★ ★ ★ ★

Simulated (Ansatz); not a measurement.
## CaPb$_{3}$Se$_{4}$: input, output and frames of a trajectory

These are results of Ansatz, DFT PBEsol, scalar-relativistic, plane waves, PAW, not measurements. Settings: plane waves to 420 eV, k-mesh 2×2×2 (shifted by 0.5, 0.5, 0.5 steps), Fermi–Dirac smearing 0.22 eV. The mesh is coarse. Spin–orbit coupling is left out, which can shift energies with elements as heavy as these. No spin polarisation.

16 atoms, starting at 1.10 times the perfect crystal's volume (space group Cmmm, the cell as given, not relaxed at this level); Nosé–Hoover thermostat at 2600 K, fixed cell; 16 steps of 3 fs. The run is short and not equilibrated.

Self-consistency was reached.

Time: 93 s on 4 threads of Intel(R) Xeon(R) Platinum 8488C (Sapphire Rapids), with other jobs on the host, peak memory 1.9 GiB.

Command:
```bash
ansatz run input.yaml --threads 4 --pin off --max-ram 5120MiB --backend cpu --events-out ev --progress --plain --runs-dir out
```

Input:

★ ★ ★ ★

* Work request: Quote verbatim the opening lines of the listing above, ending with the line where "of a trajectory" appears; include both endpoints and nothing more.

* Exercise output:
Simulated (Ansatz); not a measurement.
## CaPb$_{3}$Se$_{4}$: input, output and frames of a trajectory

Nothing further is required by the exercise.